# [WORK ITEM]
Please write out exactly the lines of the data below from the line holding "Solution. P = (3/2)B₀(x^(7/2)" through the line holding "The workflow started", and leave out the rest.

# [GIVEN DATA]
------------------------------------------------------------------------
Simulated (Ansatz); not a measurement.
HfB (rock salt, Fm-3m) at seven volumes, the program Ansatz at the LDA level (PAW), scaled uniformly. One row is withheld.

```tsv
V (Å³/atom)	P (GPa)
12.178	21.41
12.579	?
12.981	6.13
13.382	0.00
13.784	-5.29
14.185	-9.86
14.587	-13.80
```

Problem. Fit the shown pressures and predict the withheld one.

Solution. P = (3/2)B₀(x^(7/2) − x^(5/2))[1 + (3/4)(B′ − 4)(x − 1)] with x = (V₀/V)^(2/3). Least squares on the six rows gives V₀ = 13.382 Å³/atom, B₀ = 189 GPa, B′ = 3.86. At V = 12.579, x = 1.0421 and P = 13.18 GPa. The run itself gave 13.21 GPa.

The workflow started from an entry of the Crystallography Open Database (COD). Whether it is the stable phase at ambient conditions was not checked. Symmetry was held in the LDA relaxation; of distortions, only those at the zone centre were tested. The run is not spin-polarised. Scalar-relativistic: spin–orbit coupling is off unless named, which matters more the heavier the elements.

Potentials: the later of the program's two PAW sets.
------------------------------------------------------------------------

# [RESPONSE AREA]
Solution. P = (3/2)B₀(x^(7/2) − x^(5/2))[1 + (3/4)(B′ − 4)(x − 1)] with x = (V₀/V)^(2/3). Least squares on the six rows gives V₀ = 13.382 Å³/atom, B₀ = 189 GPa, B′ = 3.86. At V = 12.579, x = 1.0421 and P = 13.18 GPa. The run itself gave 13.21 GPa.

The workflow started from an entry of the Crystallography Open Database (COD). Whether it is the stable phase at ambient conditions was not checked. Symmetry was held in the LDA relaxation; of distortions, only those at the zone centre were tested. The run is not spin-polarised. Scalar-relativistic: spin–orbit coupling is off unless named, which matters more the heavier the elements.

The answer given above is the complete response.